**Given data**
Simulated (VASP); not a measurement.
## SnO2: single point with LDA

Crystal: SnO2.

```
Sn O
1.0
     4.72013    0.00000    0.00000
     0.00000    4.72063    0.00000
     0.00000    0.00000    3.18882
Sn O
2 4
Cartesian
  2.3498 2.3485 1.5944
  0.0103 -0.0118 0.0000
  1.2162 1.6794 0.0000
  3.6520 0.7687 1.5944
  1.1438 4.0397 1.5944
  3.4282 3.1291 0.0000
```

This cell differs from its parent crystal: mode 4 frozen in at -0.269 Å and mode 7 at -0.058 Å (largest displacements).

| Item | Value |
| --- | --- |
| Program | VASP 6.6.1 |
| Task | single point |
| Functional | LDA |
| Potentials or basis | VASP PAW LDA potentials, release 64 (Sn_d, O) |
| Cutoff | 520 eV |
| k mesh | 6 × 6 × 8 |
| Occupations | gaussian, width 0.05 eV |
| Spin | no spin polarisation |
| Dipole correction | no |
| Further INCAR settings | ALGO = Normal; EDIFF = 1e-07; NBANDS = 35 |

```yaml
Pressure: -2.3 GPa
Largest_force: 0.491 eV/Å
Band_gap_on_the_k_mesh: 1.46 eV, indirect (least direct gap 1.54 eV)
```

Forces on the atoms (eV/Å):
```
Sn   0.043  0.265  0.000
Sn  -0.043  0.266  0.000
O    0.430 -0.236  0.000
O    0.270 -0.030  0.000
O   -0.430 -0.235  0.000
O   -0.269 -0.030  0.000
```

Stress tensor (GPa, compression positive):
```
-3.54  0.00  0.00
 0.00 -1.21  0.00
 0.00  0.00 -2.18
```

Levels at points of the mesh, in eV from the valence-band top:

**Required action**
Output every record above, exactly as written.

**Result**
Simulated (VASP); not a measurement.
## SnO2: single point with LDA

Crystal: SnO2.

```
Sn O
1.0
     4.72013    0.00000    0.00000
     0.00000    4.72063    0.00000
     0.00000    0.00000    3.18882
Sn O
2 4
Cartesian
  2.3498 2.3485 1.5944
  0.0103 -0.0118 0.0000
  1.2162 1.6794 0.0000
  3.6520 0.7687 1.5944
  1.1438 4.0397 1.5944
  3.4282 3.1291 0.0000
```

This cell differs from its parent crystal: mode 4 frozen in at -0.269 Å and mode 7 at -0.058 Å (largest displacements).

| Item | Value |
| --- | --- |
| Program | VASP 6.6.1 |
| Task | single point |
| Functional | LDA |
| Potentials or basis | VASP PAW LDA potentials, release 64 (Sn_d, O) |
| Cutoff | 520 eV |
| k mesh | 6 × 6 × 8 |
| Occupations | gaussian, width 0.05 eV |
| Spin | no spin polarisation |
| Dipole correction | no |
| Further INCAR settings | ALGO = Normal; EDIFF = 1e-07; NBANDS = 35 |

```yaml
Pressure: -2.3 GPa
Largest_force: 0.491 eV/Å
Band_gap_on_the_k_mesh: 1.46 eV, indirect (least direct gap 1.54 eV)
```

Forces on the atoms (eV/Å):
```
Sn   0.043  0.265  0.000
Sn  -0.043  0.266  0.000
O    0.430 -0.236  0.000
O    0.270 -0.030  0.000
O   -0.430 -0.235  0.000
O   -0.269 -0.030  0.000
```

Stress tensor (GPa, compression positive):
```
-3.54  0.00  0.00
 0.00 -1.21  0.00
 0.00  0.00 -2.18
```

Levels at points of the mesh, in eV from the valence-band top:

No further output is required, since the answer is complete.